* AVAILABLE DATA *
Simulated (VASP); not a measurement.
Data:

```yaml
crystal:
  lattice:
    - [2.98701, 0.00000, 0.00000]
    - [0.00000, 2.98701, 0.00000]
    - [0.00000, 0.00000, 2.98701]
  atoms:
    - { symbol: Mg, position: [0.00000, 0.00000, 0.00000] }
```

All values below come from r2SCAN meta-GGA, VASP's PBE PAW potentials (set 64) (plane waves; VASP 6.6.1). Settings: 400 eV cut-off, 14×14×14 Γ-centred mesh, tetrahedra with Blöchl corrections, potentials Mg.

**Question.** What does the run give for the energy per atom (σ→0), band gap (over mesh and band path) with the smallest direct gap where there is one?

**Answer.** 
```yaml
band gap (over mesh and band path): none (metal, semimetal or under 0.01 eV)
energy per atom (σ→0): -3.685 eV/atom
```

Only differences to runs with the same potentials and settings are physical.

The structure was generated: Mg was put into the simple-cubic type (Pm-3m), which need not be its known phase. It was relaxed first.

* BRIEF *
Print the lines above, unchanged, from the start of the records to the line with "there is one?", including that final line.

* TASK SOLUTION *
Simulated (VASP); not a measurement.
Data:

```yaml
crystal:
  lattice:
    - [2.98701, 0.00000, 0.00000]
    - [0.00000, 2.98701, 0.00000]
    - [0.00000, 0.00000, 2.98701]
  atoms:
    - { symbol: Mg, position: [0.00000, 0.00000, 0.00000] }
```

All values below come from r2SCAN meta-GGA, VASP's PBE PAW potentials (set 64) (plane waves; VASP 6.6.1). Settings: 400 eV cut-off, 14×14×14 Γ-centred mesh, tetrahedra with Blöchl corrections, potentials Mg.

**Question.** What does the run give for the energy per atom (σ→0), band gap (over mesh and band path) with the smallest direct gap where there is one?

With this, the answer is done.